All lines from the start of the listing below through the line containing "Solution. Relaxed volume" are to be written out again exactly, and no others.

*** Opening Records provided ***

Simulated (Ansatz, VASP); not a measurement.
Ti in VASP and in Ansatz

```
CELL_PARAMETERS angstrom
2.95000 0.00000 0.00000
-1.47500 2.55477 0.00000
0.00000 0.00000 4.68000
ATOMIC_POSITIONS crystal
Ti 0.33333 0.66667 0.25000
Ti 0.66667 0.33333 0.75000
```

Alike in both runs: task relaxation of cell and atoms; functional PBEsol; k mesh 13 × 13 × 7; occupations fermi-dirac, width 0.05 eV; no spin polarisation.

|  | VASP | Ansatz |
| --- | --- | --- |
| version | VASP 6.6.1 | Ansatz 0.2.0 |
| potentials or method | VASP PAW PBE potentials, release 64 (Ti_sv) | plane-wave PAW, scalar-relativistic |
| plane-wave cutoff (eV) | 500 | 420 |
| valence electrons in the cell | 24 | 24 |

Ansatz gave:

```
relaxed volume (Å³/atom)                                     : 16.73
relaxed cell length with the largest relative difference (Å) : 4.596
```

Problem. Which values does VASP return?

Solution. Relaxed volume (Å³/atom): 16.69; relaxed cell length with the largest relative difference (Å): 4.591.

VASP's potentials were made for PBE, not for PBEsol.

*** Closing Records provided ***

Answer area:
Simulated (Ansatz, VASP); not a measurement.
Ti in VASP and in Ansatz

```
CELL_PARAMETERS angstrom
2.95000 0.00000 0.00000
-1.47500 2.55477 0.00000
0.00000 0.00000 4.68000
ATOMIC_POSITIONS crystal
Ti 0.33333 0.66667 0.25000
Ti 0.66667 0.33333 0.75000
```

Alike in both runs: task relaxation of cell and atoms; functional PBEsol; k mesh 13 × 13 × 7; occupations fermi-dirac, width 0.05 eV; no spin polarisation.

|  | VASP | Ansatz |
| --- | --- | --- |
| version | VASP 6.6.1 | Ansatz 0.2.0 |
| potentials or method | VASP PAW PBE potentials, release 64 (Ti_sv) | plane-wave PAW, scalar-relativistic |
| plane-wave cutoff (eV) | 500 | 420 |
| valence electrons in the cell | 24 | 24 |

Ansatz gave:

```
relaxed volume (Å³/atom)                                     : 16.73
relaxed cell length with the largest relative difference (Å) : 4.596
```

Problem. Which values does VASP return?

Solution. Relaxed volume (Å³/atom): 16.69; relaxed cell length with the largest relative difference (Å): 4.591.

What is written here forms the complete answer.